**ASSIGNMENT**
Please write out the listing again, keeping every character the same.

**SUPPLIED DATA**
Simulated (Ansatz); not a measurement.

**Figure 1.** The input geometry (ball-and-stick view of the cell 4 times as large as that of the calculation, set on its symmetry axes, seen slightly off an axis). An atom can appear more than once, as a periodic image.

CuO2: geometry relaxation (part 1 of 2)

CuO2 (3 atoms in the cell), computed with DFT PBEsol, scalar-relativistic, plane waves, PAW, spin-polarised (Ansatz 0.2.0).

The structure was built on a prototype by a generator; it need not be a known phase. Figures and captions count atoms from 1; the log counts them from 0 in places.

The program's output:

**TASK OUTPUT**
Simulated (Ansatz); not a measurement.

**Figure 1.** The input geometry (ball-and-stick view of the cell 4 times as large as that of the calculation, set on its symmetry axes, seen slightly off an axis). An atom can appear more than once, as a periodic image.

CuO2: geometry relaxation (part 1 of 2)

CuO2 (3 atoms in the cell), computed with DFT PBEsol, scalar-relativistic, plane waves, PAW, spin-polarised (Ansatz 0.2.0).

The structure was built on a prototype by a generator; it need not be a known phase. Figures and captions count atoms from 1; the log counts them from 0 in places.

The program's output:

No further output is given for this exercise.